[Assignment] Without skipping a line, reproduce the entries exactly.

[Source information]
______
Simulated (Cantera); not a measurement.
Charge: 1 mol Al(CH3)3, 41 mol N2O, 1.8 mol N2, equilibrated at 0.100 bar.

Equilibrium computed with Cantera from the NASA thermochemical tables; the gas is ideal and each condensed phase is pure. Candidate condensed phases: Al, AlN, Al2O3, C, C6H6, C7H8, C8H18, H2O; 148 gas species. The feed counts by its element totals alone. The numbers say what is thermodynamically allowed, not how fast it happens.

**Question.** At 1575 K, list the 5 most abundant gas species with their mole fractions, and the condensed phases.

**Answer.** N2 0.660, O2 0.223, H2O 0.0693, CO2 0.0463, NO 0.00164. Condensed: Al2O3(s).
______

[Task solution]
Simulated (Cantera); not a measurement.
Charge: 1 mol Al(CH3)3, 41 mol N2O, 1.8 mol N2, equilibrated at 0.100 bar.

Equilibrium computed with Cantera from the NASA thermochemical tables; the gas is ideal and each condensed phase is pure. Candidate condensed phases: Al, AlN, Al2O3, C, C6H6, C7H8, C8H18, H2O; 148 gas species. The feed counts by its element totals alone. The numbers say what is thermodynamically allowed, not how fast it happens.

**Question.** At 1575 K, list the 5 most abundant gas species with their mole fractions, and the condensed phases.

**Answer.** N2 0.660, O2 0.223, H2O 0.0693, CO2 0.0463, NO 0.00164. Condensed: Al2O3(s).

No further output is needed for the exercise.